§ Activity: Find the line containing "Converging shifted k-point" in the records below. Copy exactly that line and each one after it, ending at the line containing "The starting cell", and nothing more.

::: Material supplied

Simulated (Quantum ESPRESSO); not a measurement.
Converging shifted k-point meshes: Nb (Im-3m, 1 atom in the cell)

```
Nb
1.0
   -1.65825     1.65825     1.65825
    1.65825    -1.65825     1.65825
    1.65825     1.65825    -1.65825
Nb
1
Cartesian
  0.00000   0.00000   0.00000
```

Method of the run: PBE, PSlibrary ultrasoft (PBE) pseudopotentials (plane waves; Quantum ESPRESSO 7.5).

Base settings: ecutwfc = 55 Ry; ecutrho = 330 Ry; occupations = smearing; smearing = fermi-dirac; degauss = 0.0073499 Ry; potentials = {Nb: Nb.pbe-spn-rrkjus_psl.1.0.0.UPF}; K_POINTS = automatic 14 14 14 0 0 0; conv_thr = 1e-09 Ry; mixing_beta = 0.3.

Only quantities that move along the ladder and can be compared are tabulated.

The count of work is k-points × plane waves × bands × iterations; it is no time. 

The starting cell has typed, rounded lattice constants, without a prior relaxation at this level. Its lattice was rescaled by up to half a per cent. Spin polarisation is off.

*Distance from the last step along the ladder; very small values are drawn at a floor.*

::::::

§ Exercise solution:
Converging shifted k-point meshes: Nb (Im-3m, 1 atom in the cell)

```
Nb
1.0
   -1.65825     1.65825     1.65825
    1.65825    -1.65825     1.65825
    1.65825     1.65825    -1.65825
Nb
1
Cartesian
  0.00000   0.00000   0.00000
```

Method of the run: PBE, PSlibrary ultrasoft (PBE) pseudopotentials (plane waves; Quantum ESPRESSO 7.5).

Base settings: ecutwfc = 55 Ry; ecutrho = 330 Ry; occupations = smearing; smearing = fermi-dirac; degauss = 0.0073499 Ry; potentials = {Nb: Nb.pbe-spn-rrkjus_psl.1.0.0.UPF}; K_POINTS = automatic 14 14 14 0 0 0; conv_thr = 1e-09 Ry; mixing_beta = 0.3.

Only quantities that move along the ladder and can be compared are tabulated.

The count of work is k-points × plane waves × bands × iterations; it is no time. 

The starting cell has typed, rounded lattice constants, without a prior relaxation at this level. Its lattice was rescaled by up to half a per cent. Spin polarisation is off.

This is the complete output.